_WORK ITEM_.
Only the lines from the beginning of the data below through the line that contains "Answer: Computed: -11.31" should be repeated, exactly as written.

==========
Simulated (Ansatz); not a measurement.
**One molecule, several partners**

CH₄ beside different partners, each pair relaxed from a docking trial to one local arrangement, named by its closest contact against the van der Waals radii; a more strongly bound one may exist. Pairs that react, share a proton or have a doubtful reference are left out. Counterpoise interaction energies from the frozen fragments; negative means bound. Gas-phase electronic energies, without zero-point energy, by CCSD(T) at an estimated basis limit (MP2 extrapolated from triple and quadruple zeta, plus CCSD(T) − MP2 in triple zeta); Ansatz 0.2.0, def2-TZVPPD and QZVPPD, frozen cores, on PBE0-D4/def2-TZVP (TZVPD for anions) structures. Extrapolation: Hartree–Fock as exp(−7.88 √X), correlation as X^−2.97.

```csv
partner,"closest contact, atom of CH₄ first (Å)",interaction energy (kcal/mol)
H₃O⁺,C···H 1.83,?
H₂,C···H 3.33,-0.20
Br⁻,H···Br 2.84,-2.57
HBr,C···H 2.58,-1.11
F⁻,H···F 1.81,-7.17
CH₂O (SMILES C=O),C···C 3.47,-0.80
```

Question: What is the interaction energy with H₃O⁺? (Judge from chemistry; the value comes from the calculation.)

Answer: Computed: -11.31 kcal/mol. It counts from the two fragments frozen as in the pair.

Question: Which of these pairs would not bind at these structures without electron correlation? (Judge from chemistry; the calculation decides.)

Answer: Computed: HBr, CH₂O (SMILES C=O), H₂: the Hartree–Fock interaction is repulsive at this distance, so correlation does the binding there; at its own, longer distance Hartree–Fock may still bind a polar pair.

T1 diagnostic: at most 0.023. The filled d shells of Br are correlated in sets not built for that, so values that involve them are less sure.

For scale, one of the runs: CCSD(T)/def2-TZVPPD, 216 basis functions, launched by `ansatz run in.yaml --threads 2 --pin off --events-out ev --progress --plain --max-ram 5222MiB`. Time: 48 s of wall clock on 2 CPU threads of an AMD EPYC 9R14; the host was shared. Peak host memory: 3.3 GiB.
==========

_WORKED SOLUTION_.
Simulated (Ansatz); not a measurement.
**One molecule, several partners**

CH₄ beside different partners, each pair relaxed from a docking trial to one local arrangement, named by its closest contact against the van der Waals radii; a more strongly bound one may exist. Pairs that react, share a proton or have a doubtful reference are left out. Counterpoise interaction energies from the frozen fragments; negative means bound. Gas-phase electronic energies, without zero-point energy, by CCSD(T) at an estimated basis limit (MP2 extrapolated from triple and quadruple zeta, plus CCSD(T) − MP2 in triple zeta); Ansatz 0.2.0, def2-TZVPPD and QZVPPD, frozen cores, on PBE0-D4/def2-TZVP (TZVPD for anions) structures. Extrapolation: Hartree–Fock as exp(−7.88 √X), correlation as X^−2.97.

```csv
partner,"closest contact, atom of CH₄ first (Å)",interaction energy (kcal/mol)
H₃O⁺,C···H 1.83,?
H₂,C···H 3.33,-0.20
Br⁻,H···Br 2.84,-2.57
HBr,C···H 2.58,-1.11
F⁻,H···F 1.81,-7.17
CH₂O (SMILES C=O),C···C 3.47,-0.80
```

Question: What is the interaction energy with H₃O⁺? (Judge from chemistry; the value comes from the calculation.)

Answer: Computed: -11.31 kcal/mol. It counts from the two fragments frozen as in the pair.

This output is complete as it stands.